== REQUIREMENT ==
Every line of the material must be copied exactly.

== DATA EXTRACT ==
===============

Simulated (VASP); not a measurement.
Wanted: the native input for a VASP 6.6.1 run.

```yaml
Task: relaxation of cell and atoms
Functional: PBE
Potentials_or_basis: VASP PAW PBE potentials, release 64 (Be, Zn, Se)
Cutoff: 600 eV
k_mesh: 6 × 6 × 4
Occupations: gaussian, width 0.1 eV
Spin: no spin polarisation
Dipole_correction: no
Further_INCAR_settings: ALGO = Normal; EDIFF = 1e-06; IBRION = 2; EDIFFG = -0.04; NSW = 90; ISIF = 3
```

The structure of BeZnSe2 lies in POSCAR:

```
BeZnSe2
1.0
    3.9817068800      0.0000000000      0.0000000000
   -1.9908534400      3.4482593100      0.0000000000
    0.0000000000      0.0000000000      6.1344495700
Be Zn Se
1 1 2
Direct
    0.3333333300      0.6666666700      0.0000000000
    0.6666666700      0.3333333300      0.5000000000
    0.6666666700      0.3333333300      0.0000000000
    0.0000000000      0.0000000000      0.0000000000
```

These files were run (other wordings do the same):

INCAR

===============

== EXERCISE RESPONSE ==
Simulated (VASP); not a measurement.
Wanted: the native input for a VASP 6.6.1 run.

```yaml
Task: relaxation of cell and atoms
Functional: PBE
Potentials_or_basis: VASP PAW PBE potentials, release 64 (Be, Zn, Se)
Cutoff: 600 eV
k_mesh: 6 × 6 × 4
Occupations: gaussian, width 0.1 eV
Spin: no spin polarisation
Dipole_correction: no
Further_INCAR_settings: ALGO = Normal; EDIFF = 1e-06; IBRION = 2; EDIFFG = -0.04; NSW = 90; ISIF = 3
```

The structure of BeZnSe2 lies in POSCAR:

```
BeZnSe2
1.0
    3.9817068800      0.0000000000      0.0000000000
   -1.9908534400      3.4482593100      0.0000000000
    0.0000000000      0.0000000000      6.1344495700
Be Zn Se
1 1 2
Direct
    0.3333333300      0.6666666700      0.0000000000
    0.6666666700      0.3333333300      0.5000000000
    0.6666666700      0.3333333300      0.0000000000
    0.0000000000      0.0000000000      0.0000000000
```

These files were run (other wordings do the same):

INCAR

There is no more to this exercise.